- _Extracted entries_
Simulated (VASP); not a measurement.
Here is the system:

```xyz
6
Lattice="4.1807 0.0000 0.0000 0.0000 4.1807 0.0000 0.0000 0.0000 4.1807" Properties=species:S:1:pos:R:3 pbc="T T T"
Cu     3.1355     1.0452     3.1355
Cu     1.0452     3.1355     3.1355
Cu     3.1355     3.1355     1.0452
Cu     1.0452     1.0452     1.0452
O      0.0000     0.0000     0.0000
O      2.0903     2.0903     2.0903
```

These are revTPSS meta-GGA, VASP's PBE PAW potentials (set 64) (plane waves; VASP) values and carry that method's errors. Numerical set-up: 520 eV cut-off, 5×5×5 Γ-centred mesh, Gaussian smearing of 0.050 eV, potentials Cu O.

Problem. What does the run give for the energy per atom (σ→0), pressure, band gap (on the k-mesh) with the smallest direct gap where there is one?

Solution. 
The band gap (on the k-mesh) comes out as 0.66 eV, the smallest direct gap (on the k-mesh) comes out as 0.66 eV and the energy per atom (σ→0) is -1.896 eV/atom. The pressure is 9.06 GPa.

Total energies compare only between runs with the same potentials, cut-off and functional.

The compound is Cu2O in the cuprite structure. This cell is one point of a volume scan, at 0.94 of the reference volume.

- _Task item_
In the entries above, the lines between the one holding "Here is the" and the one holding "Total energies compare", inclusive, are to be printed exactly as written, and those alone.

- _Exercise result_
Here is the system:

```xyz
6
Lattice="4.1807 0.0000 0.0000 0.0000 4.1807 0.0000 0.0000 0.0000 4.1807" Properties=species:S:1:pos:R:3 pbc="T T T"
Cu     3.1355     1.0452     3.1355
Cu     1.0452     3.1355     3.1355
Cu     3.1355     3.1355     1.0452
Cu     1.0452     1.0452     1.0452
O      0.0000     0.0000     0.0000
O      2.0903     2.0903     2.0903
```

These are revTPSS meta-GGA, VASP's PBE PAW potentials (set 64) (plane waves; VASP) values and carry that method's errors. Numerical set-up: 520 eV cut-off, 5×5×5 Γ-centred mesh, Gaussian smearing of 0.050 eV, potentials Cu O.

Problem. What does the run give for the energy per atom (σ→0), pressure, band gap (on the k-mesh) with the smallest direct gap where there is one?

Solution. 
The band gap (on the k-mesh) comes out as 0.66 eV, the smallest direct gap (on the k-mesh) comes out as 0.66 eV and the energy per atom (σ→0) is -1.896 eV/atom. The pressure is 9.06 GPa.

Total energies compare only between runs with the same potentials, cut-off and functional.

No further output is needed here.